# # # # # # #

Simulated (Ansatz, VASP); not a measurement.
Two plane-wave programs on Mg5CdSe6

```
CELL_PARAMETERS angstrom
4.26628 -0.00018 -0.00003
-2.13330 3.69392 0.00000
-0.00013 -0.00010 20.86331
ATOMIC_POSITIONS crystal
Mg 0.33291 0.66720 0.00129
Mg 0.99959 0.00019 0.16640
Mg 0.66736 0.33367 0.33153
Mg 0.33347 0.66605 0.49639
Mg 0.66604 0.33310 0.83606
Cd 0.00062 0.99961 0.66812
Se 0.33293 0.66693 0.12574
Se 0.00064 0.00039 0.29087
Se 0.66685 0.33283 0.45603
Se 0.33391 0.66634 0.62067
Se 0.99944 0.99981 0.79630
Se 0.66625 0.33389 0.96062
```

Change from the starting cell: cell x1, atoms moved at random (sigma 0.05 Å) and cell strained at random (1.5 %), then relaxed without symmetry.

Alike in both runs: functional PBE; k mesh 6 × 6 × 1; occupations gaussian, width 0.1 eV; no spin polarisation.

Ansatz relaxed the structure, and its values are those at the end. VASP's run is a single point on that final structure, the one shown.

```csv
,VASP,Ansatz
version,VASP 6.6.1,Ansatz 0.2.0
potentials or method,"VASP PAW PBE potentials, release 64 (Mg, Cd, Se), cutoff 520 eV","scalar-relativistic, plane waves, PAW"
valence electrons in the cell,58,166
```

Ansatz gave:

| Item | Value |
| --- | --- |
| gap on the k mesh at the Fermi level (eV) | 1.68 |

# # # # # # #

From the first line through the last, repeat the entries exactly.

Answer box →
Simulated (Ansatz, VASP); not a measurement.
Two plane-wave programs on Mg5CdSe6

```
CELL_PARAMETERS angstrom
4.26628 -0.00018 -0.00003
-2.13330 3.69392 0.00000
-0.00013 -0.00010 20.86331
ATOMIC_POSITIONS crystal
Mg 0.33291 0.66720 0.00129
Mg 0.99959 0.00019 0.16640
Mg 0.66736 0.33367 0.33153
Mg 0.33347 0.66605 0.49639
Mg 0.66604 0.33310 0.83606
Cd 0.00062 0.99961 0.66812
Se 0.33293 0.66693 0.12574
Se 0.00064 0.00039 0.29087
Se 0.66685 0.33283 0.45603
Se 0.33391 0.66634 0.62067
Se 0.99944 0.99981 0.79630
Se 0.66625 0.33389 0.96062
```

Change from the starting cell: cell x1, atoms moved at random (sigma 0.05 Å) and cell strained at random (1.5 %), then relaxed without symmetry.

Alike in both runs: functional PBE; k mesh 6 × 6 × 1; occupations gaussian, width 0.1 eV; no spin polarisation.

Ansatz relaxed the structure, and its values are those at the end. VASP's run is a single point on that final structure, the one shown.

```csv
,VASP,Ansatz
version,VASP 6.6.1,Ansatz 0.2.0
potentials or method,"VASP PAW PBE potentials, release 64 (Mg, Cd, Se), cutoff 520 eV","scalar-relativistic, plane waves, PAW"
valence electrons in the cell,58,166
```

Ansatz gave:

| Item | Value |
| --- | --- |
| gap on the k mesh at the Fermi level (eV) | 1.68 |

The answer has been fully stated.